## Source information
[Start of Attachment]
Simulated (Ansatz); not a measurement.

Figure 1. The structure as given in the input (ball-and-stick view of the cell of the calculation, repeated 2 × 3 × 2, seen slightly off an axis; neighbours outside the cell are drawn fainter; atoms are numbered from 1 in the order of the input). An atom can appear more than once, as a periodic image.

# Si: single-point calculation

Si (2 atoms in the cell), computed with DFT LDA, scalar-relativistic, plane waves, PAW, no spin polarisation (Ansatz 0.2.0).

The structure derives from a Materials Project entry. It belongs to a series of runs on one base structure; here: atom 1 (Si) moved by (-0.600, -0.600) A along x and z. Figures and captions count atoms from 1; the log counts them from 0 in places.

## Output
[End of Attachment]

## Action item
Begin with the line that has "# Si: single-point calculation" in the listing above and end after the line that has "The structure derives"; output those lines exactly.

## Task answer
# Si: single-point calculation

Si (2 atoms in the cell), computed with DFT LDA, scalar-relativistic, plane waves, PAW, no spin polarisation (Ansatz 0.2.0).

The structure derives from a Materials Project entry. It belongs to a series of runs on one base structure; here: atom 1 (Si) moved by (-0.600, -0.600) A along x and z. Figures and captions count atoms from 1; the log counts them from 0 in places.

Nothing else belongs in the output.